──────── MATERIAL SHOWN

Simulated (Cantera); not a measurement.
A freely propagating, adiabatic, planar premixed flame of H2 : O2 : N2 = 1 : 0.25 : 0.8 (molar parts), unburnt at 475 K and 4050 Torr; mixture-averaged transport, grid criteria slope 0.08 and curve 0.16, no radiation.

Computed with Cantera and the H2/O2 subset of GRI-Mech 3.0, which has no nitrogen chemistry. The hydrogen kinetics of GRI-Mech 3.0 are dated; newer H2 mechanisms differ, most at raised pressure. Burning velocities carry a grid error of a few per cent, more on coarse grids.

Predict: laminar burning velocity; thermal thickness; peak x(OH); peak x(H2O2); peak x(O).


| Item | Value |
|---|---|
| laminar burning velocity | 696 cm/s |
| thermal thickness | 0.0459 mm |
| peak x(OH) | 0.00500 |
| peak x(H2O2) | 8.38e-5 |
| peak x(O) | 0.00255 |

────────────────

WORK ITEM: Copy all the records above exactly, missing none.

PROBLEM SOLUTION:
Simulated (Cantera); not a measurement.
A freely propagating, adiabatic, planar premixed flame of H2 : O2 : N2 = 1 : 0.25 : 0.8 (molar parts), unburnt at 475 K and 4050 Torr; mixture-averaged transport, grid criteria slope 0.08 and curve 0.16, no radiation.

Computed with Cantera and the H2/O2 subset of GRI-Mech 3.0, which has no nitrogen chemistry. The hydrogen kinetics of GRI-Mech 3.0 are dated; newer H2 mechanisms differ, most at raised pressure. Burning velocities carry a grid error of a few per cent, more on coarse grids.

Predict: laminar burning velocity; thermal thickness; peak x(OH); peak x(H2O2); peak x(O).


| Item | Value |
|---|---|
| laminar burning velocity | 696 cm/s |
| thermal thickness | 0.0459 mm |
| peak x(OH) | 0.00500 |
| peak x(H2O2) | 8.38e-5 |
| peak x(O) | 0.00255 |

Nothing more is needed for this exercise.